-- DATA SUPPLIED follows --

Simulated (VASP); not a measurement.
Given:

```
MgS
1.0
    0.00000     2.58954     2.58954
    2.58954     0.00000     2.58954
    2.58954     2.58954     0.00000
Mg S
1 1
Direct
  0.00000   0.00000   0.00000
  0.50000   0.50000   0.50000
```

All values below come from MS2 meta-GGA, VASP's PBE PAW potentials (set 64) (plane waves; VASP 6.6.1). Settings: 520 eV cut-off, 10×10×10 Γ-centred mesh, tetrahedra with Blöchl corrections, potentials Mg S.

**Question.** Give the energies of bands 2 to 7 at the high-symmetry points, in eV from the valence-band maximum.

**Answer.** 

-- DATA SUPPLIED concluded --

The response has to contain every record shown above, unaltered and complete.

_YOUR RESPONSE_:
Simulated (VASP); not a measurement.
Given:

```
MgS
1.0
    0.00000     2.58954     2.58954
    2.58954     0.00000     2.58954
    2.58954     2.58954     0.00000
Mg S
1 1
Direct
  0.00000   0.00000   0.00000
  0.50000   0.50000   0.50000
```

All values below come from MS2 meta-GGA, VASP's PBE PAW potentials (set 64) (plane waves; VASP 6.6.1). Settings: 520 eV cut-off, 10×10×10 Γ-centred mesh, tetrahedra with Blöchl corrections, potentials Mg S.

**Question.** Give the energies of bands 2 to 7 at the high-symmetry points, in eV from the valence-band maximum.

**Answer.** 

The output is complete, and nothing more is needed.